ENTRIES SHOWN Start Marker

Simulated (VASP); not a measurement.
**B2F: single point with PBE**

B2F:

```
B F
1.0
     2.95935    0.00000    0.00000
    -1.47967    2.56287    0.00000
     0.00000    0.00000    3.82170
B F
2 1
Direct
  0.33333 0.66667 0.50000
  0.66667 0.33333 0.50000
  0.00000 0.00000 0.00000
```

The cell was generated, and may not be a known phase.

ENTRIES SHOWN End Marker

▶ **WORK ITEM**:
Exactly reproduce all of the entries.

▶ **YOUR RESPONSE**:
Simulated (VASP); not a measurement.
**B2F: single point with PBE**

B2F:

```
B F
1.0
     2.95935    0.00000    0.00000
    -1.47967    2.56287    0.00000
     0.00000    0.00000    3.82170
B F
2 1
Direct
  0.33333 0.66667 0.50000
  0.66667 0.33333 0.50000
  0.00000 0.00000 0.00000
```

The cell was generated, and may not be a known phase.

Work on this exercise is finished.